Whatever the data contains, copy all of it exactly.

________

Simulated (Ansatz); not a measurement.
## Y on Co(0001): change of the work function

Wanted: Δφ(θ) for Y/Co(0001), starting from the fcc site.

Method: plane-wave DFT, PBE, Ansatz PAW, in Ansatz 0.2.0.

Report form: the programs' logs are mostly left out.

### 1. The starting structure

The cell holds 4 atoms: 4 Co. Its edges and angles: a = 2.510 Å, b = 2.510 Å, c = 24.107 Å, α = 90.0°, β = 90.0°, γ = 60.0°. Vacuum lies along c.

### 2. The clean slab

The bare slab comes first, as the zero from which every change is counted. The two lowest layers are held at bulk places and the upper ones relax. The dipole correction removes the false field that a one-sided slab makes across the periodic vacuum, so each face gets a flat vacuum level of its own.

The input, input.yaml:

________

**Task answer:**
Simulated (Ansatz); not a measurement.
## Y on Co(0001): change of the work function

Wanted: Δφ(θ) for Y/Co(0001), starting from the fcc site.

Method: plane-wave DFT, PBE, Ansatz PAW, in Ansatz 0.2.0.

Report form: the programs' logs are mostly left out.

### 1. The starting structure

The cell holds 4 atoms: 4 Co. Its edges and angles: a = 2.510 Å, b = 2.510 Å, c = 24.107 Å, α = 90.0°, β = 90.0°, γ = 60.0°. Vacuum lies along c.

### 2. The clean slab

The bare slab comes first, as the zero from which every change is counted. The two lowest layers are held at bulk places and the upper ones relax. The dipole correction removes the false field that a one-sided slab makes across the periodic vacuum, so each face gets a flat vacuum level of its own.

The input, input.yaml:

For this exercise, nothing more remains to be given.